■ Work task
Among the lines below, keep only those from the one containing "Ansatz 0.2.0 |" through the one containing "0.5 | +0.01 |", and reproduce them exactly.

BEGIN

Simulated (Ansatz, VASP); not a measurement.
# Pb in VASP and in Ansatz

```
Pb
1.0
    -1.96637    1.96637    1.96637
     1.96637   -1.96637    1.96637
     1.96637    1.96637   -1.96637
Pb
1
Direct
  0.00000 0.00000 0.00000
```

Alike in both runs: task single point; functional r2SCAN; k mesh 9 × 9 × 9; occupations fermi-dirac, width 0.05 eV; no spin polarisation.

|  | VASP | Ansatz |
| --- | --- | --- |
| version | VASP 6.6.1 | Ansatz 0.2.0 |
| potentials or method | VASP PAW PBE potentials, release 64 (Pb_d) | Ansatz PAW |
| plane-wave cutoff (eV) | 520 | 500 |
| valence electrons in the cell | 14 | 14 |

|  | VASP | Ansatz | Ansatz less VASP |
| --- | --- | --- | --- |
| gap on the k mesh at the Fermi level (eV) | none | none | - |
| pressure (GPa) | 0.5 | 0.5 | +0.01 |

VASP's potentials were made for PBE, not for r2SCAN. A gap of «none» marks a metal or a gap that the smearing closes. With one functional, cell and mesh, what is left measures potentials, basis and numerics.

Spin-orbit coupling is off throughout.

END

■ Answer section
| version | VASP 6.6.1 | Ansatz 0.2.0 |
| potentials or method | VASP PAW PBE potentials, release 64 (Pb_d) | Ansatz PAW |
| plane-wave cutoff (eV) | 520 | 500 |
| valence electrons in the cell | 14 | 14 |

|  | VASP | Ansatz | Ansatz less VASP |
| --- | --- | --- | --- |
| gap on the k mesh at the Fermi level (eV) | none | none | - |
| pressure (GPa) | 0.5 | 0.5 | +0.01 |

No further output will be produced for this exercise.